[DATA]
● ● ●

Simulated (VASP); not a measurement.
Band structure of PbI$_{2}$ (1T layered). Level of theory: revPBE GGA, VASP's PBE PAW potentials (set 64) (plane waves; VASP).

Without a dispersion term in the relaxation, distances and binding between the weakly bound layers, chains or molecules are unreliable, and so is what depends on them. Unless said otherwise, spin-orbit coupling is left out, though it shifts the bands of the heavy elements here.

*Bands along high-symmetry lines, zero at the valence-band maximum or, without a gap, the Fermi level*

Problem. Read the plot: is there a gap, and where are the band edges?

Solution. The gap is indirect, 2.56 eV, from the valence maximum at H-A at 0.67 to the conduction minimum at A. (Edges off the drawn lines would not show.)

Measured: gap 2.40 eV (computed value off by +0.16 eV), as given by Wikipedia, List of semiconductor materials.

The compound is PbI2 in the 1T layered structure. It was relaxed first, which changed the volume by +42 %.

● ● ●

[WORK INSTRUCTION] Quote exactly the opening line of the material above and every line after it, up to and including the line that contains "Measured: gap 2.40".

[SOLUTION]
Simulated (VASP); not a measurement.
Band structure of PbI$_{2}$ (1T layered). Level of theory: revPBE GGA, VASP's PBE PAW potentials (set 64) (plane waves; VASP).

Without a dispersion term in the relaxation, distances and binding between the weakly bound layers, chains or molecules are unreliable, and so is what depends on them. Unless said otherwise, spin-orbit coupling is left out, though it shifts the bands of the heavy elements here.

*Bands along high-symmetry lines, zero at the valence-band maximum or, without a gap, the Fermi level*

Problem. Read the plot: is there a gap, and where are the band edges?

Solution. The gap is indirect, 2.56 eV, from the valence maximum at H-A at 0.67 to the conduction minimum at A. (Edges off the drawn lines would not show.)

Measured: gap 2.40 eV (computed value off by +0.16 eV), as given by Wikipedia, List of semiconductor materials.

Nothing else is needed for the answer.